# Work request
Word for word, please restate the lines from the beginning of the data through the line in which "Result: rms of" appears.

*** Opening Supplied records ***
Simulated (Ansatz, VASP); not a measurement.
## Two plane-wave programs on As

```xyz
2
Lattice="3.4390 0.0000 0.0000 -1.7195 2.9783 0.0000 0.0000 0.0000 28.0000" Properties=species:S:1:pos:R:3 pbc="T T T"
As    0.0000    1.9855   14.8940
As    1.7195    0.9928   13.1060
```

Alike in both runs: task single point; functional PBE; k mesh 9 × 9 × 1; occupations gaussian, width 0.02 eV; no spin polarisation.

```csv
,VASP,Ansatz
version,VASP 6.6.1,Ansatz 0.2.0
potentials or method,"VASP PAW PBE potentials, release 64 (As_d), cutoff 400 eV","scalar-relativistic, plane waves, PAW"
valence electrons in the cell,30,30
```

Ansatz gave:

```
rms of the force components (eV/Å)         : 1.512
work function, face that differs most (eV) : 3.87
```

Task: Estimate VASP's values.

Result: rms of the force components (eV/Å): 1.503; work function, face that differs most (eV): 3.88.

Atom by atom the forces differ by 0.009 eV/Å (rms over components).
*** Closing Supplied records ***

# Task solution
Simulated (Ansatz, VASP); not a measurement.
## Two plane-wave programs on As

```xyz
2
Lattice="3.4390 0.0000 0.0000 -1.7195 2.9783 0.0000 0.0000 0.0000 28.0000" Properties=species:S:1:pos:R:3 pbc="T T T"
As    0.0000    1.9855   14.8940
As    1.7195    0.9928   13.1060
```

Alike in both runs: task single point; functional PBE; k mesh 9 × 9 × 1; occupations gaussian, width 0.02 eV; no spin polarisation.

```csv
,VASP,Ansatz
version,VASP 6.6.1,Ansatz 0.2.0
potentials or method,"VASP PAW PBE potentials, release 64 (As_d), cutoff 400 eV","scalar-relativistic, plane waves, PAW"
valence electrons in the cell,30,30
```

Ansatz gave:

```
rms of the force components (eV/Å)         : 1.512
work function, face that differs most (eV) : 3.87
```

Task: Estimate VASP's values.

Result: rms of the force components (eV/Å): 1.503; work function, face that differs most (eV): 3.88.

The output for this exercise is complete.